[DATA TO EXAMINE]:
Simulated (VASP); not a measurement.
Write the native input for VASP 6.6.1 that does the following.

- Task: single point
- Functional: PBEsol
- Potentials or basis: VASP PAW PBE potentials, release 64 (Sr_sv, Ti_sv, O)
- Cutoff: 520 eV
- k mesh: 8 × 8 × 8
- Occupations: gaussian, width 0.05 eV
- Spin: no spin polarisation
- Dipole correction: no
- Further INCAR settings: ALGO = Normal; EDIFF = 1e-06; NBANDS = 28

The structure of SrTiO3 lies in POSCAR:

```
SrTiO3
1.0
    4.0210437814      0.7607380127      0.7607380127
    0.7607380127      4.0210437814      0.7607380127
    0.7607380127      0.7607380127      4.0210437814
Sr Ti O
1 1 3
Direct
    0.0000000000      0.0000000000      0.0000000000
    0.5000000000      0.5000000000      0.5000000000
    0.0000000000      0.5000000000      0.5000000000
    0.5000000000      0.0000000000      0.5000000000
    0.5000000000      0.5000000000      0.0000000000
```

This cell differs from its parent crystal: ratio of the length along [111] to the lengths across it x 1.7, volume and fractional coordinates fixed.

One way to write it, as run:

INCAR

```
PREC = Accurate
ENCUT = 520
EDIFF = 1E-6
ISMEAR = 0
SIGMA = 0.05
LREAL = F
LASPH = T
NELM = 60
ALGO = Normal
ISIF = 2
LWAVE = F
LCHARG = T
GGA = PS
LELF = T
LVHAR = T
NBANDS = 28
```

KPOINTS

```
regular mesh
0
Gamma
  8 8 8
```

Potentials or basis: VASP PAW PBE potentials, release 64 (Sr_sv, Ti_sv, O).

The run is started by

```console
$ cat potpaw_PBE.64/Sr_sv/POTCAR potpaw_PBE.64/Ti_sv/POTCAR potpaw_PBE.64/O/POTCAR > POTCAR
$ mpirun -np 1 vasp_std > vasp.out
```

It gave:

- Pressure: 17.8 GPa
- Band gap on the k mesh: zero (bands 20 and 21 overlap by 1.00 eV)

[ACTION ITEM]: Copy out each line of the material above, word for word, from the first down to the line containing "- Pressure: 17.8 GPa". Add nothing.

[REPLY]:
Simulated (VASP); not a measurement.
Write the native input for VASP 6.6.1 that does the following.

- Task: single point
- Functional: PBEsol
- Potentials or basis: VASP PAW PBE potentials, release 64 (Sr_sv, Ti_sv, O)
- Cutoff: 520 eV
- k mesh: 8 × 8 × 8
- Occupations: gaussian, width 0.05 eV
- Spin: no spin polarisation
- Dipole correction: no
- Further INCAR settings: ALGO = Normal; EDIFF = 1e-06; NBANDS = 28

The structure of SrTiO3 lies in POSCAR:

```
SrTiO3
1.0
    4.0210437814      0.7607380127      0.7607380127
    0.7607380127      4.0210437814      0.7607380127
    0.7607380127      0.7607380127      4.0210437814
Sr Ti O
1 1 3
Direct
    0.0000000000      0.0000000000      0.0000000000
    0.5000000000      0.5000000000      0.5000000000
    0.0000000000      0.5000000000      0.5000000000
    0.5000000000      0.0000000000      0.5000000000
    0.5000000000      0.5000000000      0.0000000000
```

This cell differs from its parent crystal: ratio of the length along [111] to the lengths across it x 1.7, volume and fractional coordinates fixed.

One way to write it, as run:

INCAR

```
PREC = Accurate
ENCUT = 520
EDIFF = 1E-6
ISMEAR = 0
SIGMA = 0.05
LREAL = F
LASPH = T
NELM = 60
ALGO = Normal
ISIF = 2
LWAVE = F
LCHARG = T
GGA = PS
LELF = T
LVHAR = T
NBANDS = 28
```

KPOINTS

```
regular mesh
0
Gamma
  8 8 8
```

Potentials or basis: VASP PAW PBE potentials, release 64 (Sr_sv, Ti_sv, O).

The run is started by

```console
$ cat potpaw_PBE.64/Sr_sv/POTCAR potpaw_PBE.64/Ti_sv/POTCAR potpaw_PBE.64/O/POTCAR > POTCAR
$ mpirun -np 1 vasp_std > vasp.out
```

It gave:

- Pressure: 17.8 GPa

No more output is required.